▶ **LISTED ENTRIES**
######

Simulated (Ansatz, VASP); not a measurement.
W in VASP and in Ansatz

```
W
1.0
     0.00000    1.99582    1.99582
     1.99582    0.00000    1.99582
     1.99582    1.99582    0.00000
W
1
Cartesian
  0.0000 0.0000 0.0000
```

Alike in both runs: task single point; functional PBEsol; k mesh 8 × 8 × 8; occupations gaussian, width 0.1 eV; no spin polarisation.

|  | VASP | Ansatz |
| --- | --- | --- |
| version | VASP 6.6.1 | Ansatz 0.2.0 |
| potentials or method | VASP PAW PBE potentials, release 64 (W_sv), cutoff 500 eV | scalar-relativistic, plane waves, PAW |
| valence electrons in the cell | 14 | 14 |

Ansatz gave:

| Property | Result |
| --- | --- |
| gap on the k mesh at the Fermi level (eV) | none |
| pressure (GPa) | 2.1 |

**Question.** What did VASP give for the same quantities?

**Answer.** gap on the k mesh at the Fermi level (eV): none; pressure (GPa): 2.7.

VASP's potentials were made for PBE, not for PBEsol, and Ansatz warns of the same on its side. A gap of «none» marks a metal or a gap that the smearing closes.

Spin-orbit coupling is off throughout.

######

The required output is the set of lines from the first line of the data through the line that contains "Alike in both", transcribed exactly.

▶ **TASK RESPONSE**
Simulated (Ansatz, VASP); not a measurement.
W in VASP and in Ansatz

```
W
1.0
     0.00000    1.99582    1.99582
     1.99582    0.00000    1.99582
     1.99582    1.99582    0.00000
W
1
Cartesian
  0.0000 0.0000 0.0000
```

Alike in both runs: task single point; functional PBEsol; k mesh 8 × 8 × 8; occupations gaussian, width 0.1 eV; no spin polarisation.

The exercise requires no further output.